● Work task: Return each line exactly as written. Begin with the first line of the entries and end with the line that has "(imaginary ones first).".

● Given data:
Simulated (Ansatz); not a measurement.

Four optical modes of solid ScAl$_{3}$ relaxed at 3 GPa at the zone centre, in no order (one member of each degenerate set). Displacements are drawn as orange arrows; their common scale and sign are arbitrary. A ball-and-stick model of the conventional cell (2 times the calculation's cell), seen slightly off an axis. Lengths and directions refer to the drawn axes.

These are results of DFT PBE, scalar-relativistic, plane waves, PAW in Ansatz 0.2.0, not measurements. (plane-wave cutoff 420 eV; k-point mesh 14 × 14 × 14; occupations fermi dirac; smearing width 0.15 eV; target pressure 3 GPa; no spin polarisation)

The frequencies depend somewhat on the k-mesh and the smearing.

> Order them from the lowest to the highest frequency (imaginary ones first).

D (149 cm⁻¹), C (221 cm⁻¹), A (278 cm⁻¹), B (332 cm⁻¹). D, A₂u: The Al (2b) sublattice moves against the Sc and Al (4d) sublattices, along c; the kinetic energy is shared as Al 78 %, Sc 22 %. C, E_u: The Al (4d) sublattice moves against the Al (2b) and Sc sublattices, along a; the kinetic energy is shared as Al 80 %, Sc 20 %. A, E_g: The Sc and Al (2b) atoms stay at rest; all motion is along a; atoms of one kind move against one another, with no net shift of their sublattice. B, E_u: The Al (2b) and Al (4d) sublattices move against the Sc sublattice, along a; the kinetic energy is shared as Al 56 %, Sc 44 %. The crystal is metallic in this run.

● Answer section:
Simulated (Ansatz); not a measurement.

Four optical modes of solid ScAl$_{3}$ relaxed at 3 GPa at the zone centre, in no order (one member of each degenerate set). Displacements are drawn as orange arrows; their common scale and sign are arbitrary. A ball-and-stick model of the conventional cell (2 times the calculation's cell), seen slightly off an axis. Lengths and directions refer to the drawn axes.

These are results of DFT PBE, scalar-relativistic, plane waves, PAW in Ansatz 0.2.0, not measurements. (plane-wave cutoff 420 eV; k-point mesh 14 × 14 × 14; occupations fermi dirac; smearing width 0.15 eV; target pressure 3 GPa; no spin polarisation)

The frequencies depend somewhat on the k-mesh and the smearing.

> Order them from the lowest to the highest frequency (imaginary ones first).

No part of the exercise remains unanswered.